> [Work order]:
Would you please output, word for word, the span of the listing below that opens on the line containing "GeO2, SMILES [O]=[Ge]=[O]." and closes on the line containing "Problem. What are"? Include both ends and nothing more.

> [Entries supplied]:
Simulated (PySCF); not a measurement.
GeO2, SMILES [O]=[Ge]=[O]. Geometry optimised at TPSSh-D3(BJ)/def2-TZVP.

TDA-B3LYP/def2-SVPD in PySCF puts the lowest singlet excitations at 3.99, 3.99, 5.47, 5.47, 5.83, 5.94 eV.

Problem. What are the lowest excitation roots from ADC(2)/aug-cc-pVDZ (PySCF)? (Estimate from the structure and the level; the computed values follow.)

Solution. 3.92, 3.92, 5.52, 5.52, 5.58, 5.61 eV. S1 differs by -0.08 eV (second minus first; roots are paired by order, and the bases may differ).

> [Answer box]:
GeO2, SMILES [O]=[Ge]=[O]. Geometry optimised at TPSSh-D3(BJ)/def2-TZVP.

TDA-B3LYP/def2-SVPD in PySCF puts the lowest singlet excitations at 3.99, 3.99, 5.47, 5.47, 5.83, 5.94 eV.

Problem. What are the lowest excitation roots from ADC(2)/aug-cc-pVDZ (PySCF)? (Estimate from the structure and the level; the computed values follow.)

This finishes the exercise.